>>>>

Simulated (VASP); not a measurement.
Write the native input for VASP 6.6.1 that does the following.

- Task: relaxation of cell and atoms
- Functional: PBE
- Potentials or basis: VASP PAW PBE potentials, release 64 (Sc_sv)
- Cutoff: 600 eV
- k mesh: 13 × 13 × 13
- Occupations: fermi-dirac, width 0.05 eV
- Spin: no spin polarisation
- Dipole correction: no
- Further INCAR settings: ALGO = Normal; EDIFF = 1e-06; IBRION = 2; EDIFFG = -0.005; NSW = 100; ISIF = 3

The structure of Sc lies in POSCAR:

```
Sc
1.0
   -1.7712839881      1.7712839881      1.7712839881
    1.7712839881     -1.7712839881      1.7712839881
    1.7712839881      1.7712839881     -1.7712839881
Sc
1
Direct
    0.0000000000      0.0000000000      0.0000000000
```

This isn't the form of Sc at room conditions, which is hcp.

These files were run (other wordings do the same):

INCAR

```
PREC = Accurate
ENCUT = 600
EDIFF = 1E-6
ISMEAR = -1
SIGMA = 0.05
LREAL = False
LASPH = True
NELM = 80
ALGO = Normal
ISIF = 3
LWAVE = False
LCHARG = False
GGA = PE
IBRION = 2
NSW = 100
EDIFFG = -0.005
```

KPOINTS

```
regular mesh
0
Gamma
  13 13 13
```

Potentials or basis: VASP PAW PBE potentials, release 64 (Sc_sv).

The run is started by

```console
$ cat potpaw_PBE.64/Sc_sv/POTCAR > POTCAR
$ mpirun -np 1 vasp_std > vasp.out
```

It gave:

<<<<

## WORK ITEM
In the listing above, find the line with "- Further INCAR" and the line with "This isn't the", then print exactly those two lines and every line between them, and nothing more.

## EXPECTED ANSWER
- Further INCAR settings: ALGO = Normal; EDIFF = 1e-06; IBRION = 2; EDIFFG = -0.005; NSW = 100; ISIF = 3

The structure of Sc lies in POSCAR:

```
Sc
1.0
   -1.7712839881      1.7712839881      1.7712839881
    1.7712839881     -1.7712839881      1.7712839881
    1.7712839881      1.7712839881     -1.7712839881
Sc
1
Direct
    0.0000000000      0.0000000000      0.0000000000
```

This isn't the form of Sc at room conditions, which is hcp.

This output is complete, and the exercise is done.